▶ [ACTION ITEM]
Word for word, return the lines from the start of the entries below through the line that has "Question: Estimate the wall time of this run.".

▶ [EXTRACTED MATERIAL]
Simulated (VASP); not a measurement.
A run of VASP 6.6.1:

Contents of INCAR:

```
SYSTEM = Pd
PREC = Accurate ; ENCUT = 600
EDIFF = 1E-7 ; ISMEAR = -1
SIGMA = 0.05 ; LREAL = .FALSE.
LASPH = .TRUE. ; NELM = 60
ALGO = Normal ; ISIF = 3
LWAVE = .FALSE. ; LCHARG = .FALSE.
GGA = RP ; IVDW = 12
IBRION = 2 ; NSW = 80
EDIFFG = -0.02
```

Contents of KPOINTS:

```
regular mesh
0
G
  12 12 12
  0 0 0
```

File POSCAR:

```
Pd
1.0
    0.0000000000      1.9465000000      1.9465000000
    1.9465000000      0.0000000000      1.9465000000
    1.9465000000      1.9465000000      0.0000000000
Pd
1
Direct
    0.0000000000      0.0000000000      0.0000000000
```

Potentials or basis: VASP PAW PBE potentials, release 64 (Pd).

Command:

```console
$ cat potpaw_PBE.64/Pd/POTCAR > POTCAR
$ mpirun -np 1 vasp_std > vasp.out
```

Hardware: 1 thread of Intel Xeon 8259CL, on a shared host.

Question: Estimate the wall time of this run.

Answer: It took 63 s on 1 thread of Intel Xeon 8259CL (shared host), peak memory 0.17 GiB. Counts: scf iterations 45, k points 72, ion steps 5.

▶ [RESPONSE]
Simulated (VASP); not a measurement.
A run of VASP 6.6.1:

Contents of INCAR:

```
SYSTEM = Pd
PREC = Accurate ; ENCUT = 600
EDIFF = 1E-7 ; ISMEAR = -1
SIGMA = 0.05 ; LREAL = .FALSE.
LASPH = .TRUE. ; NELM = 60
ALGO = Normal ; ISIF = 3
LWAVE = .FALSE. ; LCHARG = .FALSE.
GGA = RP ; IVDW = 12
IBRION = 2 ; NSW = 80
EDIFFG = -0.02
```

Contents of KPOINTS:

```
regular mesh
0
G
  12 12 12
  0 0 0
```

File POSCAR:

```
Pd
1.0
    0.0000000000      1.9465000000      1.9465000000
    1.9465000000      0.0000000000      1.9465000000
    1.9465000000      1.9465000000      0.0000000000
Pd
1
Direct
    0.0000000000      0.0000000000      0.0000000000
```

Potentials or basis: VASP PAW PBE potentials, release 64 (Pd).

Command:

```console
$ cat potpaw_PBE.64/Pd/POTCAR > POTCAR
$ mpirun -np 1 vasp_std > vasp.out
```

Hardware: 1 thread of Intel Xeon 8259CL, on a shared host.

Question: Estimate the wall time of this run.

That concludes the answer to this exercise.